> [Exercise]: The records are to be repeated in full. Every line must match.

┌─ Data

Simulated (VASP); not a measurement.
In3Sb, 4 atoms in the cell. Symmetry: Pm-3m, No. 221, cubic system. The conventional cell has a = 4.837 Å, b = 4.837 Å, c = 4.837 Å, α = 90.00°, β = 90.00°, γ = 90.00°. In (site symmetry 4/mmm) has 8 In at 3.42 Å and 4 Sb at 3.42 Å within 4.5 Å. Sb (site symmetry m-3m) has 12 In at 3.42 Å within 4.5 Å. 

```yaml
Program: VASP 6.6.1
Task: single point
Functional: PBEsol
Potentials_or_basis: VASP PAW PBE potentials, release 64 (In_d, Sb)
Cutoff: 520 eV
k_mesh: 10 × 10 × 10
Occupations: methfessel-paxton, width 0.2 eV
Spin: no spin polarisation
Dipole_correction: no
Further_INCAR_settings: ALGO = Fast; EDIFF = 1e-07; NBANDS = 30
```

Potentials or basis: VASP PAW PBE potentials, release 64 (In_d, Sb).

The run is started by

└─

> [Reply]:
Simulated (VASP); not a measurement.
In3Sb, 4 atoms in the cell. Symmetry: Pm-3m, No. 221, cubic system. The conventional cell has a = 4.837 Å, b = 4.837 Å, c = 4.837 Å, α = 90.00°, β = 90.00°, γ = 90.00°. In (site symmetry 4/mmm) has 8 In at 3.42 Å and 4 Sb at 3.42 Å within 4.5 Å. Sb (site symmetry m-3m) has 12 In at 3.42 Å within 4.5 Å. 

```yaml
Program: VASP 6.6.1
Task: single point
Functional: PBEsol
Potentials_or_basis: VASP PAW PBE potentials, release 64 (In_d, Sb)
Cutoff: 520 eV
k_mesh: 10 × 10 × 10
Occupations: methfessel-paxton, width 0.2 eV
Spin: no spin polarisation
Dipole_correction: no
Further_INCAR_settings: ALGO = Fast; EDIFF = 1e-07; NBANDS = 30
```

Potentials or basis: VASP PAW PBE potentials, release 64 (In_d, Sb).

The run is started by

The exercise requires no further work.